────────────────────────────────────────

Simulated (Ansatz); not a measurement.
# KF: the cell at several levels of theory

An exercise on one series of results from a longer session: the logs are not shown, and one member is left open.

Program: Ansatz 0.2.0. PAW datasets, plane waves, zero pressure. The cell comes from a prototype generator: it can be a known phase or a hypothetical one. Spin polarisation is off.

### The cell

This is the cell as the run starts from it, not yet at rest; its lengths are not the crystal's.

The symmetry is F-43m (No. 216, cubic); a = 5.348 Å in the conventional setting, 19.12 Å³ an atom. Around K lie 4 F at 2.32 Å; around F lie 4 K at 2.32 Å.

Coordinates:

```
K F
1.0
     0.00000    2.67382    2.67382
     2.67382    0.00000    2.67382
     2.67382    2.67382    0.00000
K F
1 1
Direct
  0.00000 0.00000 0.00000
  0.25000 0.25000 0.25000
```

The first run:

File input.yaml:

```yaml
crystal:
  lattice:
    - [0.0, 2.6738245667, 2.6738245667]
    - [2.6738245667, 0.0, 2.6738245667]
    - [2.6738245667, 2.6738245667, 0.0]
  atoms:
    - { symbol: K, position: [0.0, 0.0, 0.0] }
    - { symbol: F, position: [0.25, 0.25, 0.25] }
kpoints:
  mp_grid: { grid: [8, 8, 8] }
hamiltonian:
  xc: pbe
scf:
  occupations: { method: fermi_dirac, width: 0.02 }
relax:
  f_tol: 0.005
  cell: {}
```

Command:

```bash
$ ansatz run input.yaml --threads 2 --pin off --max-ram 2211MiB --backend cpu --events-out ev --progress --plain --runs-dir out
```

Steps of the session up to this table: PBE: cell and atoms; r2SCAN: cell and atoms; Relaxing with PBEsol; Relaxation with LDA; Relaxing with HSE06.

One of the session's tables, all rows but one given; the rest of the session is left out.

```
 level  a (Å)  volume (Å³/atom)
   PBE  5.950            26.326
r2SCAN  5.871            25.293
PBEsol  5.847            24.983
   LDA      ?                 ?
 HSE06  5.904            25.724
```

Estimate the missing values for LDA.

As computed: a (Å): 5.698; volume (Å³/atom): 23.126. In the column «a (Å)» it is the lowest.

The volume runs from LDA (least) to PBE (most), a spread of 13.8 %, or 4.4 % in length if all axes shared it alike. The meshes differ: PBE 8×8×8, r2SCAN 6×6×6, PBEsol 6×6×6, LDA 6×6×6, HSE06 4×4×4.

────────────────────────────────────────

• [Requirement] Please reproduce exactly the lines above, beginning with the first and ending with the line that contains "As computed: a", and include nothing outside that range.

• [Task solution]
Simulated (Ansatz); not a measurement.
# KF: the cell at several levels of theory

An exercise on one series of results from a longer session: the logs are not shown, and one member is left open.

Program: Ansatz 0.2.0. PAW datasets, plane waves, zero pressure. The cell comes from a prototype generator: it can be a known phase or a hypothetical one. Spin polarisation is off.

### The cell

This is the cell as the run starts from it, not yet at rest; its lengths are not the crystal's.

The symmetry is F-43m (No. 216, cubic); a = 5.348 Å in the conventional setting, 19.12 Å³ an atom. Around K lie 4 F at 2.32 Å; around F lie 4 K at 2.32 Å.

Coordinates:

```
K F
1.0
     0.00000    2.67382    2.67382
     2.67382    0.00000    2.67382
     2.67382    2.67382    0.00000
K F
1 1
Direct
  0.00000 0.00000 0.00000
  0.25000 0.25000 0.25000
```

The first run:

File input.yaml:

```yaml
crystal:
  lattice:
    - [0.0, 2.6738245667, 2.6738245667]
    - [2.6738245667, 0.0, 2.6738245667]
    - [2.6738245667, 2.6738245667, 0.0]
  atoms:
    - { symbol: K, position: [0.0, 0.0, 0.0] }
    - { symbol: F, position: [0.25, 0.25, 0.25] }
kpoints:
  mp_grid: { grid: [8, 8, 8] }
hamiltonian:
  xc: pbe
scf:
  occupations: { method: fermi_dirac, width: 0.02 }
relax:
  f_tol: 0.005
  cell: {}
```

Command:

```bash
$ ansatz run input.yaml --threads 2 --pin off --max-ram 2211MiB --backend cpu --events-out ev --progress --plain --runs-dir out
```

Steps of the session up to this table: PBE: cell and atoms; r2SCAN: cell and atoms; Relaxing with PBEsol; Relaxation with LDA; Relaxing with HSE06.

One of the session's tables, all rows but one given; the rest of the session is left out.

```
 level  a (Å)  volume (Å³/atom)
   PBE  5.950            26.326
r2SCAN  5.871            25.293
PBEsol  5.847            24.983
   LDA      ?                 ?
 HSE06  5.904            25.724
```

Estimate the missing values for LDA.

As computed: a (Å): 5.698; volume (Å³/atom): 23.126. In the column «a (Å)» it is the lowest.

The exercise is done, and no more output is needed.